== REQUIREMENT ==
Write out every line of the material exactly as it appears.

BEGIN DATA SECTION

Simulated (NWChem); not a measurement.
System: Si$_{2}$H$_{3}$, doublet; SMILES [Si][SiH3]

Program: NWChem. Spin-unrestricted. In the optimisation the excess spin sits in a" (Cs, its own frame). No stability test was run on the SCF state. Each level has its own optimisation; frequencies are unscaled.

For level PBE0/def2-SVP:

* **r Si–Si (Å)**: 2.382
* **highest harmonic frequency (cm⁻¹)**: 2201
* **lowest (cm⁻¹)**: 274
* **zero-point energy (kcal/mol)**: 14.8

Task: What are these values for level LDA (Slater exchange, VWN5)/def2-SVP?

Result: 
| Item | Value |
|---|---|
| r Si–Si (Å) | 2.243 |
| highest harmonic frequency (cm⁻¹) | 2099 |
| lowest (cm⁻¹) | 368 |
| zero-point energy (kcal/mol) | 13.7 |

END DATA SECTION

== RESPONSE AREA ==
Simulated (NWChem); not a measurement.
System: Si$_{2}$H$_{3}$, doublet; SMILES [Si][SiH3]

Program: NWChem. Spin-unrestricted. In the optimisation the excess spin sits in a" (Cs, its own frame). No stability test was run on the SCF state. Each level has its own optimisation; frequencies are unscaled.

For level PBE0/def2-SVP:

* **r Si–Si (Å)**: 2.382
* **highest harmonic frequency (cm⁻¹)**: 2201
* **lowest (cm⁻¹)**: 274
* **zero-point energy (kcal/mol)**: 14.8

Task: What are these values for level LDA (Slater exchange, VWN5)/def2-SVP?

Result: 
| Item | Value |
|---|---|
| r Si–Si (Å) | 2.243 |
| highest harmonic frequency (cm⁻¹) | 2099 |
| lowest (cm⁻¹) | 368 |
| zero-point energy (kcal/mol) | 13.7 |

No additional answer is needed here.